### Work task
From the first line of the data below through the line holding "Solution. One equivalent", write out each line exactly as it stands.

### Exercise data
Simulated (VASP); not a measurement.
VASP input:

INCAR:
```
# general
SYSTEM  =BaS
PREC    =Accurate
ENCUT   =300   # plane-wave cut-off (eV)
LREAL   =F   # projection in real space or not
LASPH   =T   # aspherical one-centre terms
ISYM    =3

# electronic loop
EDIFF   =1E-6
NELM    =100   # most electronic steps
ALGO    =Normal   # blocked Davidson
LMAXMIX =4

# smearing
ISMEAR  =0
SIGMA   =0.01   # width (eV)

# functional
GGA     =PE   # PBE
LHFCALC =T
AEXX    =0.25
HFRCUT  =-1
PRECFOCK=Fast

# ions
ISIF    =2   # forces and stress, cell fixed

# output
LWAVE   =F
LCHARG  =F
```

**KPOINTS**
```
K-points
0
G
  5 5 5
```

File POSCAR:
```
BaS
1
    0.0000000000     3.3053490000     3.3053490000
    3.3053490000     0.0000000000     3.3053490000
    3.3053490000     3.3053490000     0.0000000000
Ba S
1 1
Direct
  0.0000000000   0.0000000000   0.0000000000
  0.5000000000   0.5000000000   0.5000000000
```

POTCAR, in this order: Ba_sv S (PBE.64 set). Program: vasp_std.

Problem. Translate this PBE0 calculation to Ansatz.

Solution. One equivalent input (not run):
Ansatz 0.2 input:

### Reply
Simulated (VASP); not a measurement.
VASP input:

INCAR:
```
# general
SYSTEM  =BaS
PREC    =Accurate
ENCUT   =300   # plane-wave cut-off (eV)
LREAL   =F   # projection in real space or not
LASPH   =T   # aspherical one-centre terms
ISYM    =3

# electronic loop
EDIFF   =1E-6
NELM    =100   # most electronic steps
ALGO    =Normal   # blocked Davidson
LMAXMIX =4

# smearing
ISMEAR  =0
SIGMA   =0.01   # width (eV)

# functional
GGA     =PE   # PBE
LHFCALC =T
AEXX    =0.25
HFRCUT  =-1
PRECFOCK=Fast

# ions
ISIF    =2   # forces and stress, cell fixed

# output
LWAVE   =F
LCHARG  =F
```

**KPOINTS**
```
K-points
0
G
  5 5 5
```

File POSCAR:
```
BaS
1
    0.0000000000     3.3053490000     3.3053490000
    3.3053490000     0.0000000000     3.3053490000
    3.3053490000     3.3053490000     0.0000000000
Ba S
1 1
Direct
  0.0000000000   0.0000000000   0.0000000000
  0.5000000000   0.5000000000   0.5000000000
```

POTCAR, in this order: Ba_sv S (PBE.64 set). Program: vasp_std.

Problem. Translate this PBE0 calculation to Ansatz.

Solution. One equivalent input (not run):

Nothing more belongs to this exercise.